#### Given information
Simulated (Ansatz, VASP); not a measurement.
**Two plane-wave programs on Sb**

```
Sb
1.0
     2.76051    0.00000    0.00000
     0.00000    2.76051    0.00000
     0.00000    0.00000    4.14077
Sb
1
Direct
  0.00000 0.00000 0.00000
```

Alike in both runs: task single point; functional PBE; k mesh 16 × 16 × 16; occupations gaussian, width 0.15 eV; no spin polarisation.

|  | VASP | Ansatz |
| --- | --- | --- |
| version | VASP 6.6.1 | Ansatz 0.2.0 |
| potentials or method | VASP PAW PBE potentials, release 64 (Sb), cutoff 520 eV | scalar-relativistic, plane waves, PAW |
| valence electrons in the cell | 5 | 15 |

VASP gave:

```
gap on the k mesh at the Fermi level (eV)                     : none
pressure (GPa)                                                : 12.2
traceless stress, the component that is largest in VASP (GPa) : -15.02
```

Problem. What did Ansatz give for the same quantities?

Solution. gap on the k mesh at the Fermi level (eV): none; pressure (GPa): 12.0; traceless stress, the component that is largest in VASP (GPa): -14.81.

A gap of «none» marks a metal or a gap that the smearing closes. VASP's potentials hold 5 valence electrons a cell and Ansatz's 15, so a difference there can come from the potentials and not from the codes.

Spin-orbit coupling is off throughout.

#### Work task
Your answer should consist solely of the lines above from the line with "Problem. What did" to the line with "from the codes.", both included, reproduced exactly.

#### Result
Problem. What did Ansatz give for the same quantities?

Solution. gap on the k mesh at the Fermi level (eV): none; pressure (GPa): 12.0; traceless stress, the component that is largest in VASP (GPa): -14.81.

A gap of «none» marks a metal or a gap that the smearing closes. VASP's potentials hold 5 valence electrons a cell and Ansatz's 15, so a difference there can come from the potentials and not from the codes.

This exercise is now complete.